--------------------------------------------------
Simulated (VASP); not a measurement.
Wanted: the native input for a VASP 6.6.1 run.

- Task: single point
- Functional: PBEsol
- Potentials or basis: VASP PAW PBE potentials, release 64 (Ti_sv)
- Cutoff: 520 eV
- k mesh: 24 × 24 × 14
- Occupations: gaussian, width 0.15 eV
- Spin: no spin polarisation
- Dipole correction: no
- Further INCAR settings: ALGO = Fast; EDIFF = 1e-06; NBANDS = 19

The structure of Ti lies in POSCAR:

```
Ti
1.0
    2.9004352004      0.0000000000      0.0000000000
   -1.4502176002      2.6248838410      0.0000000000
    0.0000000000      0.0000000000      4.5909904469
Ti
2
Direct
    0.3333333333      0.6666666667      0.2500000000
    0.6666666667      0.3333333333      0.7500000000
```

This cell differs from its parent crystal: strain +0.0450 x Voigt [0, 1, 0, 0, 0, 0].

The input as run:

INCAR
--------------------------------------------------

» **WORK INSTRUCTION**: Your output is to be the lines of the listing, exact and complete, starting at the first and ending with the line that contains "The input as".

» **ANSWER BOX**:
Simulated (VASP); not a measurement.
Wanted: the native input for a VASP 6.6.1 run.

- Task: single point
- Functional: PBEsol
- Potentials or basis: VASP PAW PBE potentials, release 64 (Ti_sv)
- Cutoff: 520 eV
- k mesh: 24 × 24 × 14
- Occupations: gaussian, width 0.15 eV
- Spin: no spin polarisation
- Dipole correction: no
- Further INCAR settings: ALGO = Fast; EDIFF = 1e-06; NBANDS = 19

The structure of Ti lies in POSCAR:

```
Ti
1.0
    2.9004352004      0.0000000000      0.0000000000
   -1.4502176002      2.6248838410      0.0000000000
    0.0000000000      0.0000000000      4.5909904469
Ti
2
Direct
    0.3333333333      0.6666666667      0.2500000000
    0.6666666667      0.3333333333      0.7500000000
```

This cell differs from its parent crystal: strain +0.0450 x Voigt [0, 1, 0, 0, 0, 0].

The input as run:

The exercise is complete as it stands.